_Work instruction_
Could you write out the lines below exactly, beginning with the first and finishing with the one that contains "## A composite"?

*** Supplied entries ***

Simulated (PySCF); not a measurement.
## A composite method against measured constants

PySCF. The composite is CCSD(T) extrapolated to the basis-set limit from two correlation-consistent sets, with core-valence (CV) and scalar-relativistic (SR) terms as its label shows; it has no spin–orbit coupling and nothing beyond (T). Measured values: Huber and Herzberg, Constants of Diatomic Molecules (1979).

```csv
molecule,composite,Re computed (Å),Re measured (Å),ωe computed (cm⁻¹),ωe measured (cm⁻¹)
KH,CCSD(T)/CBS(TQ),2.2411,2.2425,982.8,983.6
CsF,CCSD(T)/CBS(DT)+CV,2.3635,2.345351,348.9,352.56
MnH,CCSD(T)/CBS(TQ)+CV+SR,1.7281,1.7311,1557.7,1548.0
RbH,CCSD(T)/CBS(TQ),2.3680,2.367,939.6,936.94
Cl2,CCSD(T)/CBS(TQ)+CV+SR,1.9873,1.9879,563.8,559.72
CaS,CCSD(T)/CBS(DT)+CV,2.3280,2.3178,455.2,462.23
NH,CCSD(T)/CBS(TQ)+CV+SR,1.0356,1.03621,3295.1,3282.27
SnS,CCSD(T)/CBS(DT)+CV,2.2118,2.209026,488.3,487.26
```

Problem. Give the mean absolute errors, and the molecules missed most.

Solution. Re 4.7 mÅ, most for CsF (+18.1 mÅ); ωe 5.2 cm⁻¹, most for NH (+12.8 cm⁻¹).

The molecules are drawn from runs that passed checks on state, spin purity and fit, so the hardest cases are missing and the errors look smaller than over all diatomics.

*** End of Supplied entries ***

_Response box_
Simulated (PySCF); not a measurement.
## A composite method against measured constants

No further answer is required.